*Exercise data*.
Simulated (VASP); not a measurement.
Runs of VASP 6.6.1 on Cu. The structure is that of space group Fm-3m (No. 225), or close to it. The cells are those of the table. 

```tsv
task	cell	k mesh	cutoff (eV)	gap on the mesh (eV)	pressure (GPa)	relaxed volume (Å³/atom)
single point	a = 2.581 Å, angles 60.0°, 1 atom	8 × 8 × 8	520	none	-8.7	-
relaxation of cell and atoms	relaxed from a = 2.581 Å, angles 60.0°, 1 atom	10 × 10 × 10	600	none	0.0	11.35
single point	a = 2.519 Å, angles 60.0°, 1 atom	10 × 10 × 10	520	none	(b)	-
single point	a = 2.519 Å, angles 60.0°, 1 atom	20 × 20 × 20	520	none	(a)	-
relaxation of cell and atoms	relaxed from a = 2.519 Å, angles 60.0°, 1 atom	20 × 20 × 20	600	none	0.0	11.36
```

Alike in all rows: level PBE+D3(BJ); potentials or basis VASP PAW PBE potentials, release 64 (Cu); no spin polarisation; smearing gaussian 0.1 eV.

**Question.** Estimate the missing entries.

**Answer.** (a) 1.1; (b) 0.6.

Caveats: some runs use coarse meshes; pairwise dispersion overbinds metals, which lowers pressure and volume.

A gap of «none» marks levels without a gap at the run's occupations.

*Brief*. Please return the lines above exactly, from the first one down to the line with "1.1; (b) 0.6.", and stop after that line.

*Expected answer*.
Simulated (VASP); not a measurement.
Runs of VASP 6.6.1 on Cu. The structure is that of space group Fm-3m (No. 225), or close to it. The cells are those of the table. 

```tsv
task	cell	k mesh	cutoff (eV)	gap on the mesh (eV)	pressure (GPa)	relaxed volume (Å³/atom)
single point	a = 2.581 Å, angles 60.0°, 1 atom	8 × 8 × 8	520	none	-8.7	-
relaxation of cell and atoms	relaxed from a = 2.581 Å, angles 60.0°, 1 atom	10 × 10 × 10	600	none	0.0	11.35
single point	a = 2.519 Å, angles 60.0°, 1 atom	10 × 10 × 10	520	none	(b)	-
single point	a = 2.519 Å, angles 60.0°, 1 atom	20 × 20 × 20	520	none	(a)	-
relaxation of cell and atoms	relaxed from a = 2.519 Å, angles 60.0°, 1 atom	20 × 20 × 20	600	none	0.0	11.36
```

Alike in all rows: level PBE+D3(BJ); potentials or basis VASP PAW PBE potentials, release 64 (Cu); no spin polarisation; smearing gaussian 0.1 eV.

**Question.** Estimate the missing entries.

**Answer.** (a) 1.1; (b) 0.6.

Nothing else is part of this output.